------------

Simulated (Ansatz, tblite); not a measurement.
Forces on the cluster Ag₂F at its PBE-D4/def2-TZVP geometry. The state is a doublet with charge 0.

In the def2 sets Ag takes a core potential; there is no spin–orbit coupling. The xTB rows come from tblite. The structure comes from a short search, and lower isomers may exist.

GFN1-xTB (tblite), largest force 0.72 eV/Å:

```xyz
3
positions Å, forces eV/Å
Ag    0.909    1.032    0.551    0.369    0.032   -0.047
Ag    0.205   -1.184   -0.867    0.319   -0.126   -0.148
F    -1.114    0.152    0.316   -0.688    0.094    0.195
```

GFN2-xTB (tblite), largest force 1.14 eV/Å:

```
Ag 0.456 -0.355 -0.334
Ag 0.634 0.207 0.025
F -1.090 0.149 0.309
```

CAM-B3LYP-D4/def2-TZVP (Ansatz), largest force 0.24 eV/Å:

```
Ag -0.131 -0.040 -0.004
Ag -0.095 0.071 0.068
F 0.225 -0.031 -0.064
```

------------

# [Assignment]
Each line from the top of the material above through the line with "Forces on the" must be echoed exactly, and no other line.

# [Solution]
Simulated (Ansatz, tblite); not a measurement.
Forces on the cluster Ag₂F at its PBE-D4/def2-TZVP geometry. The state is a doublet with charge 0.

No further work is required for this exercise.